MATERIAL SHOWN:
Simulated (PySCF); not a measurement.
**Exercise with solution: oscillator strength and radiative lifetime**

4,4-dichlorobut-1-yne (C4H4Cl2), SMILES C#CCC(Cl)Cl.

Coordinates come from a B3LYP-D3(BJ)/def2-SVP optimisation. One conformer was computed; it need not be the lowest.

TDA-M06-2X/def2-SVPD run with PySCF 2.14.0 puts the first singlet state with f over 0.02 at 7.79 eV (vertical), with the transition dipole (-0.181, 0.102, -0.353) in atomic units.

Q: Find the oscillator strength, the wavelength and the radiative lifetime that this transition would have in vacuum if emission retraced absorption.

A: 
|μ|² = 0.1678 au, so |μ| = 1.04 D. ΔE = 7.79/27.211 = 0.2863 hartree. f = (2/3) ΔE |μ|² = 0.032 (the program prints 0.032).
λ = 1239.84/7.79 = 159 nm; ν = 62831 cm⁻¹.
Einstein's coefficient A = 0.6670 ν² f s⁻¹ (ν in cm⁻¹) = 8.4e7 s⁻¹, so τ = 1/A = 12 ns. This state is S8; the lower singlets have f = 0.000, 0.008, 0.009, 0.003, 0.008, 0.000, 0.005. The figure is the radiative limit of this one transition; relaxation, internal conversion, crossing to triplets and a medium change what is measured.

EXERCISE: Repeat the records above in full, character for character.

TASK OUTPUT:
Simulated (PySCF); not a measurement.
**Exercise with solution: oscillator strength and radiative lifetime**

4,4-dichlorobut-1-yne (C4H4Cl2), SMILES C#CCC(Cl)Cl.

Coordinates come from a B3LYP-D3(BJ)/def2-SVP optimisation. One conformer was computed; it need not be the lowest.

TDA-M06-2X/def2-SVPD run with PySCF 2.14.0 puts the first singlet state with f over 0.02 at 7.79 eV (vertical), with the transition dipole (-0.181, 0.102, -0.353) in atomic units.

Q: Find the oscillator strength, the wavelength and the radiative lifetime that this transition would have in vacuum if emission retraced absorption.

A: 
|μ|² = 0.1678 au, so |μ| = 1.04 D. ΔE = 7.79/27.211 = 0.2863 hartree. f = (2/3) ΔE |μ|² = 0.032 (the program prints 0.032).
λ = 1239.84/7.79 = 159 nm; ν = 62831 cm⁻¹.
Einstein's coefficient A = 0.6670 ν² f s⁻¹ (ν in cm⁻¹) = 8.4e7 s⁻¹, so τ = 1/A = 12 ns. This state is S8; the lower singlets have f = 0.000, 0.008, 0.009, 0.003, 0.008, 0.000, 0.005. The figure is the radiative limit of this one transition; relaxation, internal conversion, crossing to triplets and a medium change what is measured.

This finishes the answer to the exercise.